» TASK ITEM: All of the data that follows should be output again without any alteration.

» MATERIAL SUPPLIED:
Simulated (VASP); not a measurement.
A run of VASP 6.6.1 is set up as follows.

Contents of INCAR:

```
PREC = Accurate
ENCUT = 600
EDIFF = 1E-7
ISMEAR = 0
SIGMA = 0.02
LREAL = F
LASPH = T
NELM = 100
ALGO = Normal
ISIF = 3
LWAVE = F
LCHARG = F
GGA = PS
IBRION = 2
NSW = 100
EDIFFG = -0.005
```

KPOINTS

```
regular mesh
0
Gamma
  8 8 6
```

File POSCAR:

» WRITTEN REPLY:
Simulated (VASP); not a measurement.
A run of VASP 6.6.1 is set up as follows.

Contents of INCAR:

```
PREC = Accurate
ENCUT = 600
EDIFF = 1E-7
ISMEAR = 0
SIGMA = 0.02
LREAL = F
LASPH = T
NELM = 100
ALGO = Normal
ISIF = 3
LWAVE = F
LCHARG = F
GGA = PS
IBRION = 2
NSW = 100
EDIFFG = -0.005
```

KPOINTS

```
regular mesh
0
Gamma
  8 8 6
```

File POSCAR:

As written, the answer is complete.